▶ [Exercise]:
Print the entries exactly as given.

START Data extract

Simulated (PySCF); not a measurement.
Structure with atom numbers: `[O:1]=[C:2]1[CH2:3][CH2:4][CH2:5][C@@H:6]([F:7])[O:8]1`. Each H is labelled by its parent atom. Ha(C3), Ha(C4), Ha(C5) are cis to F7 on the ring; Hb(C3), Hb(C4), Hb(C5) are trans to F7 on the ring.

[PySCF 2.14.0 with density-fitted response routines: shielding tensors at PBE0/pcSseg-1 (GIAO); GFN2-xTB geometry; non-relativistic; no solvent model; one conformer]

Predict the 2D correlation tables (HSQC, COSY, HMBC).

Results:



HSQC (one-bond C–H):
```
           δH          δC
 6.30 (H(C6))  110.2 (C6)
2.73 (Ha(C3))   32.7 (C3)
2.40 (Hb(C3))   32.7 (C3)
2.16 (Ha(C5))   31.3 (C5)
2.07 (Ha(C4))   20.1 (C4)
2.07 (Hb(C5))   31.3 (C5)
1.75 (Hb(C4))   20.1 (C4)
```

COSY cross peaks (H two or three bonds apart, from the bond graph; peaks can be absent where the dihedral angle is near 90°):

END Data extract

▶ [Task output]:
Simulated (PySCF); not a measurement.
Structure with atom numbers: `[O:1]=[C:2]1[CH2:3][CH2:4][CH2:5][C@@H:6]([F:7])[O:8]1`. Each H is labelled by its parent atom. Ha(C3), Ha(C4), Ha(C5) are cis to F7 on the ring; Hb(C3), Hb(C4), Hb(C5) are trans to F7 on the ring.

[PySCF 2.14.0 with density-fitted response routines: shielding tensors at PBE0/pcSseg-1 (GIAO); GFN2-xTB geometry; non-relativistic; no solvent model; one conformer]

Predict the 2D correlation tables (HSQC, COSY, HMBC).

Results:



HSQC (one-bond C–H):
```
           δH          δC
 6.30 (H(C6))  110.2 (C6)
2.73 (Ha(C3))   32.7 (C3)
2.40 (Hb(C3))   32.7 (C3)
2.16 (Ha(C5))   31.3 (C5)
2.07 (Ha(C4))   20.1 (C4)
2.07 (Hb(C5))   31.3 (C5)
1.75 (Hb(C4))   20.1 (C4)
```

COSY cross peaks (H two or three bonds apart, from the bond graph; peaks can be absent where the dihedral angle is near 90°):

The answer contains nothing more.